· · · · · · ·

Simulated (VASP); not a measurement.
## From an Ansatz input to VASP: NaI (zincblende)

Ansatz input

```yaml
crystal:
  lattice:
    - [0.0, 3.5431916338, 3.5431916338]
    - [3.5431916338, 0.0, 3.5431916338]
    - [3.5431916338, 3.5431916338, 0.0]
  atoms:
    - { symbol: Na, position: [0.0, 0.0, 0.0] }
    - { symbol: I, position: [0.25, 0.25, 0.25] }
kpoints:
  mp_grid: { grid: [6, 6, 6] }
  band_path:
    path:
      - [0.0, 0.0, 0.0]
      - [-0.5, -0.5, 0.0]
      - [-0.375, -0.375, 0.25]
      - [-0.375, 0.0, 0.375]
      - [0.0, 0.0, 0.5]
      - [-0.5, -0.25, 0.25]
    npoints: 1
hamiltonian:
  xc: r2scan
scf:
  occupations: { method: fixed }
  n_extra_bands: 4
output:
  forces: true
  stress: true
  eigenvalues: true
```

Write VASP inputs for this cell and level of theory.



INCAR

· · · · · · ·

[Assignment] Line by line, transcribe all of the records exactly.

[Solution]
Simulated (VASP); not a measurement.
## From an Ansatz input to VASP: NaI (zincblende)

Ansatz input

```yaml
crystal:
  lattice:
    - [0.0, 3.5431916338, 3.5431916338]
    - [3.5431916338, 0.0, 3.5431916338]
    - [3.5431916338, 3.5431916338, 0.0]
  atoms:
    - { symbol: Na, position: [0.0, 0.0, 0.0] }
    - { symbol: I, position: [0.25, 0.25, 0.25] }
kpoints:
  mp_grid: { grid: [6, 6, 6] }
  band_path:
    path:
      - [0.0, 0.0, 0.0]
      - [-0.5, -0.5, 0.0]
      - [-0.375, -0.375, 0.25]
      - [-0.375, 0.0, 0.375]
      - [0.0, 0.0, 0.5]
      - [-0.5, -0.25, 0.25]
    npoints: 1
hamiltonian:
  xc: r2scan
scf:
  occupations: { method: fixed }
  n_extra_bands: 4
output:
  forces: true
  stress: true
  eigenvalues: true
```

Write VASP inputs for this cell and level of theory.



INCAR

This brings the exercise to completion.